- [TASK ITEM]:
Return the complete listing that follows, with each line reproduced exactly.

==============================
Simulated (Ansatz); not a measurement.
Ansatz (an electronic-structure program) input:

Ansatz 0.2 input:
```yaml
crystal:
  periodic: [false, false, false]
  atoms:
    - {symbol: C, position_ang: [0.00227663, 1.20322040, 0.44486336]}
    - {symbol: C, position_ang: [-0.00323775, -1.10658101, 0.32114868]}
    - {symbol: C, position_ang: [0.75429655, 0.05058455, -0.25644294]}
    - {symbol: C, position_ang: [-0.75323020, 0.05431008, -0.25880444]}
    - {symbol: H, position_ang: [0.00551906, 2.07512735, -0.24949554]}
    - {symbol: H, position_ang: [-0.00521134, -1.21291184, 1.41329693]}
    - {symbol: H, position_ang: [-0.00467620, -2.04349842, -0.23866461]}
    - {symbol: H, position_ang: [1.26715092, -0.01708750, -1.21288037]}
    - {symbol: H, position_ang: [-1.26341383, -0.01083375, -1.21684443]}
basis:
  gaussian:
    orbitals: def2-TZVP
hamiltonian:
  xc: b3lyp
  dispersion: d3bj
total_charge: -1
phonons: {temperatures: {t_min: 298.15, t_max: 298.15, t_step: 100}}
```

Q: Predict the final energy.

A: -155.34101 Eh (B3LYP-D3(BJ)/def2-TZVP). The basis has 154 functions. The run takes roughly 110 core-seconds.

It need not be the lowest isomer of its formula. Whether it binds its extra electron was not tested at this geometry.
==============================

- [EXERCISE RESPONSE]:
Simulated (Ansatz); not a measurement.
Ansatz (an electronic-structure program) input:

Ansatz 0.2 input:
```yaml
crystal:
  periodic: [false, false, false]
  atoms:
    - {symbol: C, position_ang: [0.00227663, 1.20322040, 0.44486336]}
    - {symbol: C, position_ang: [-0.00323775, -1.10658101, 0.32114868]}
    - {symbol: C, position_ang: [0.75429655, 0.05058455, -0.25644294]}
    - {symbol: C, position_ang: [-0.75323020, 0.05431008, -0.25880444]}
    - {symbol: H, position_ang: [0.00551906, 2.07512735, -0.24949554]}
    - {symbol: H, position_ang: [-0.00521134, -1.21291184, 1.41329693]}
    - {symbol: H, position_ang: [-0.00467620, -2.04349842, -0.23866461]}
    - {symbol: H, position_ang: [1.26715092, -0.01708750, -1.21288037]}
    - {symbol: H, position_ang: [-1.26341383, -0.01083375, -1.21684443]}
basis:
  gaussian:
    orbitals: def2-TZVP
hamiltonian:
  xc: b3lyp
  dispersion: d3bj
total_charge: -1
phonons: {temperatures: {t_min: 298.15, t_max: 298.15, t_step: 100}}
```

Q: Predict the final energy.

A: -155.34101 Eh (B3LYP-D3(BJ)/def2-TZVP). The basis has 154 functions. The run takes roughly 110 core-seconds.

It need not be the lowest isomer of its formula. Whether it binds its extra electron was not tested at this geometry.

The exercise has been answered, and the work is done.